[Dataset]
= = = = = = =
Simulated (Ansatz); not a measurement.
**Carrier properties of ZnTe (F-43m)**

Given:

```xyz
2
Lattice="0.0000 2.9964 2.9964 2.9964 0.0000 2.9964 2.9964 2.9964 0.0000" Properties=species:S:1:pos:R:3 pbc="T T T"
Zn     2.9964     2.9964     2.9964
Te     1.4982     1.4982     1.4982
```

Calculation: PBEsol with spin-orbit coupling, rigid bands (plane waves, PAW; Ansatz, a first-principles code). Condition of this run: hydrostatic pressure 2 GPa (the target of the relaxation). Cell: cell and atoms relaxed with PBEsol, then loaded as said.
= = = = = = =

[Required action]
Quote each line above in full, word for word.

[Response area]
Simulated (Ansatz); not a measurement.
**Carrier properties of ZnTe (F-43m)**

Given:

```xyz
2
Lattice="0.0000 2.9964 2.9964 2.9964 0.0000 2.9964 2.9964 2.9964 0.0000" Properties=species:S:1:pos:R:3 pbc="T T T"
Zn     2.9964     2.9964     2.9964
Te     1.4982     1.4982     1.4982
```

Calculation: PBEsol with spin-orbit coupling, rigid bands (plane waves, PAW; Ansatz, a first-principles code). Condition of this run: hydrostatic pressure 2 GPa (the target of the relaxation). Cell: cell and atoms relaxed with PBEsol, then loaded as said.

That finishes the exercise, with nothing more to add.